◆ REQUIREMENT: Word for word, restate the lines of the data from the first through the one containing "Q: Tabulate band", and nothing else.

◆ DATA LISTING:
════

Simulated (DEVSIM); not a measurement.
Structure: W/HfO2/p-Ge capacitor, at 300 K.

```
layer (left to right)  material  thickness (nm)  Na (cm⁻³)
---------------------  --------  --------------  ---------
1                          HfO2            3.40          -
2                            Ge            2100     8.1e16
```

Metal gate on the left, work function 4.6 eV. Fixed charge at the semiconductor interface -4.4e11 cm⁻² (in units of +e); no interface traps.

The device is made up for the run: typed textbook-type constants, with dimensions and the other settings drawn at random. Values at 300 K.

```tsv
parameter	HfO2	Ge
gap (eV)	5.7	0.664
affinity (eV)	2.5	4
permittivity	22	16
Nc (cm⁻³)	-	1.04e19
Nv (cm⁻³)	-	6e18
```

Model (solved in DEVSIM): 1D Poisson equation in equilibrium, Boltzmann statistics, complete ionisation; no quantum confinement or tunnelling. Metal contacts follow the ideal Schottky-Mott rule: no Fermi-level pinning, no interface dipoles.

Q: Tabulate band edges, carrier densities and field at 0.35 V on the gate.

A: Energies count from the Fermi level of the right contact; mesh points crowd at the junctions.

════

◆ RESPONSE:
Simulated (DEVSIM); not a measurement.
Structure: W/HfO2/p-Ge capacitor, at 300 K.

```
layer (left to right)  material  thickness (nm)  Na (cm⁻³)
---------------------  --------  --------------  ---------
1                          HfO2            3.40          -
2                            Ge            2100     8.1e16
```

Metal gate on the left, work function 4.6 eV. Fixed charge at the semiconductor interface -4.4e11 cm⁻² (in units of +e); no interface traps.

The device is made up for the run: typed textbook-type constants, with dimensions and the other settings drawn at random. Values at 300 K.

```tsv
parameter	HfO2	Ge
gap (eV)	5.7	0.664
affinity (eV)	2.5	4
permittivity	22	16
Nc (cm⁻³)	-	1.04e19
Nv (cm⁻³)	-	6e18
```

Model (solved in DEVSIM): 1D Poisson equation in equilibrium, Boltzmann statistics, complete ionisation; no quantum confinement or tunnelling. Metal contacts follow the ideal Schottky-Mott rule: no Fermi-level pinning, no interface dipoles.

Q: Tabulate band edges, carrier densities and field at 0.35 V on the gate.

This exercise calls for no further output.